=-=-=

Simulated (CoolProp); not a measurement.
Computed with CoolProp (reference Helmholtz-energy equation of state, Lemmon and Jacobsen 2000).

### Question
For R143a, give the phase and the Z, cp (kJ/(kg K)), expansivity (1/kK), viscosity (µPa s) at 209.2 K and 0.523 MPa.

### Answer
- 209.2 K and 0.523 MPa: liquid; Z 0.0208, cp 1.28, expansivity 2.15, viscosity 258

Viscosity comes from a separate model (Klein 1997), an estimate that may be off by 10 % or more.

=-=-=

*Activity*. Every line of the listing should be reproduced exactly.

*Solution*.
Simulated (CoolProp); not a measurement.
Computed with CoolProp (reference Helmholtz-energy equation of state, Lemmon and Jacobsen 2000).

### Question
For R143a, give the phase and the Z, cp (kJ/(kg K)), expansivity (1/kK), viscosity (µPa s) at 209.2 K and 0.523 MPa.

### Answer
- 209.2 K and 0.523 MPa: liquid; Z 0.0208, cp 1.28, expansivity 2.15, viscosity 258

Viscosity comes from a separate model (Klein 1997), an estimate that may be off by 10 % or more.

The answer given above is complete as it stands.